___

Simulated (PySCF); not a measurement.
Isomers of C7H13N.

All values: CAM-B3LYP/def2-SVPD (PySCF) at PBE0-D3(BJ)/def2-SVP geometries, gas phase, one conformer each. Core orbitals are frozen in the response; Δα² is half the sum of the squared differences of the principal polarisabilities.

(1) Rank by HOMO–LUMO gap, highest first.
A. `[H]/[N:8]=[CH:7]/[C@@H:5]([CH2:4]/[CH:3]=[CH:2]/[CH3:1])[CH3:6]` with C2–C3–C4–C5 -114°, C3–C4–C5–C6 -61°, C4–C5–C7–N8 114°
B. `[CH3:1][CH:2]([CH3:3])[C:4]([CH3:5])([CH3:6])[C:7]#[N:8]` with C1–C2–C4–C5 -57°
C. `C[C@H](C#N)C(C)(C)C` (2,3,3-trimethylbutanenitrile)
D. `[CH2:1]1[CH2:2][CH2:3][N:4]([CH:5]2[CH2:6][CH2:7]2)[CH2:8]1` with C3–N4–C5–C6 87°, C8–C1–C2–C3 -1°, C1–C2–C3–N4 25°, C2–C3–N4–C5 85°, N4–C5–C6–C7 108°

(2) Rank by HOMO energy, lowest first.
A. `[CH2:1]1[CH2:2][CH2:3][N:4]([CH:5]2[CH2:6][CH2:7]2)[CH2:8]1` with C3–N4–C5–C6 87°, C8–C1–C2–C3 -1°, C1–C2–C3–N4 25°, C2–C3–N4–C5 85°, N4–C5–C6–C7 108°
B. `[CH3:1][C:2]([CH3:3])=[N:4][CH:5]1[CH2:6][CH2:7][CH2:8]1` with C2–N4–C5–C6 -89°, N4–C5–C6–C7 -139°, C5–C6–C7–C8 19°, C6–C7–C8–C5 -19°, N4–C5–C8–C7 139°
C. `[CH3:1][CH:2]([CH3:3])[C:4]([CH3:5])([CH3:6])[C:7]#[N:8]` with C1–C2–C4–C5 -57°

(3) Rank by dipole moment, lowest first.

___

Work instruction:
Lines after the one containing "-61°, C4–C5–C7–N8 114°" are not wanted; repeat exactly each line above from the first up to and including it.

Task result:
Simulated (PySCF); not a measurement.
Isomers of C7H13N.

All values: CAM-B3LYP/def2-SVPD (PySCF) at PBE0-D3(BJ)/def2-SVP geometries, gas phase, one conformer each. Core orbitals are frozen in the response; Δα² is half the sum of the squared differences of the principal polarisabilities.

(1) Rank by HOMO–LUMO gap, highest first.
A. `[H]/[N:8]=[CH:7]/[C@@H:5]([CH2:4]/[CH:3]=[CH:2]/[CH3:1])[CH3:6]` with C2–C3–C4–C5 -114°, C3–C4–C5–C6 -61°, C4–C5–C7–N8 114°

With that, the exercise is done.